* _Brief_
Beginning with the first line below, please restate each line exactly, down to and including the line containing "Left contact: Schottky, work".

* _Information shown_
-=-=-=-=-

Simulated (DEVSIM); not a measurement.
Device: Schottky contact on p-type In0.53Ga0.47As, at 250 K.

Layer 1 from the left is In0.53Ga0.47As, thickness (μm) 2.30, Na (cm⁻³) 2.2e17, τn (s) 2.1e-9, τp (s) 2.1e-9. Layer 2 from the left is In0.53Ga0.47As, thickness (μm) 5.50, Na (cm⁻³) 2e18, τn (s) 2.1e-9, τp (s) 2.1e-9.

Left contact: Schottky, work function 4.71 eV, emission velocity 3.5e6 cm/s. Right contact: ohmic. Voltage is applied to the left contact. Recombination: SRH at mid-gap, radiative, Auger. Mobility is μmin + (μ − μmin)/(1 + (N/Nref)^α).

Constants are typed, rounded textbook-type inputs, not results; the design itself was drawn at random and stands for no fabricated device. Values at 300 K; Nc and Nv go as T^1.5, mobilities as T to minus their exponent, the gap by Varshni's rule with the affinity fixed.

-=-=-=-=-

* _Response_
Simulated (DEVSIM); not a measurement.
Device: Schottky contact on p-type In0.53Ga0.47As, at 250 K.

Layer 1 from the left is In0.53Ga0.47As, thickness (μm) 2.30, Na (cm⁻³) 2.2e17, τn (s) 2.1e-9, τp (s) 2.1e-9. Layer 2 from the left is In0.53Ga0.47As, thickness (μm) 5.50, Na (cm⁻³) 2e18, τn (s) 2.1e-9, τp (s) 2.1e-9.

Left contact: Schottky, work function 4.71 eV, emission velocity 3.5e6 cm/s. Right contact: ohmic. Voltage is applied to the left contact. Recombination: SRH at mid-gap, radiative, Auger. Mobility is μmin + (μ − μmin)/(1 + (N/Nref)^α).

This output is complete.